Action item
Range to output from the entries below: the line containing "This saddle point" through the line containing "Problem. What reaction". Set it down exactly, ends included, nothing else.

Given records
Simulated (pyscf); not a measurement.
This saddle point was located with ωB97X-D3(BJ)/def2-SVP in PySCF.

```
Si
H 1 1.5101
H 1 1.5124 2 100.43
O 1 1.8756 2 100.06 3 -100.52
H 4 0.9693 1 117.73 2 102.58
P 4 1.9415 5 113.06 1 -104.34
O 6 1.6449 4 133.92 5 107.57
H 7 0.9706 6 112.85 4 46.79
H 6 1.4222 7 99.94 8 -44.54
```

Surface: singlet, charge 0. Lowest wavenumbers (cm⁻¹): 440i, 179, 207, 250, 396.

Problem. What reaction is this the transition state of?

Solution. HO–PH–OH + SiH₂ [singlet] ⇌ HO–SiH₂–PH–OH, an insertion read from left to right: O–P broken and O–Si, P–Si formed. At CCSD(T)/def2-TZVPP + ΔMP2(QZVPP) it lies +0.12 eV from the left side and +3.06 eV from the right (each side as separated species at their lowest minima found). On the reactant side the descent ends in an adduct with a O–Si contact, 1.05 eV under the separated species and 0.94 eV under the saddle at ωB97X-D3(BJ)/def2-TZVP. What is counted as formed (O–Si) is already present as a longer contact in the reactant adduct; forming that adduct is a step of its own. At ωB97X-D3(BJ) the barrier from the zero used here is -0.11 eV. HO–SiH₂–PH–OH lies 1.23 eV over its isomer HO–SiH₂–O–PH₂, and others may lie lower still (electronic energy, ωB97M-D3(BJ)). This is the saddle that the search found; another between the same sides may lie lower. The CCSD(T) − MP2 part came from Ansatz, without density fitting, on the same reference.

Answer space
This saddle point was located with ωB97X-D3(BJ)/def2-SVP in PySCF.

```
Si
H 1 1.5101
H 1 1.5124 2 100.43
O 1 1.8756 2 100.06 3 -100.52
H 4 0.9693 1 117.73 2 102.58
P 4 1.9415 5 113.06 1 -104.34
O 6 1.6449 4 133.92 5 107.57
H 7 0.9706 6 112.85 4 46.79
H 6 1.4222 7 99.94 8 -44.54
```

Surface: singlet, charge 0. Lowest wavenumbers (cm⁻¹): 440i, 179, 207, 250, 396.

Problem. What reaction is this the transition state of?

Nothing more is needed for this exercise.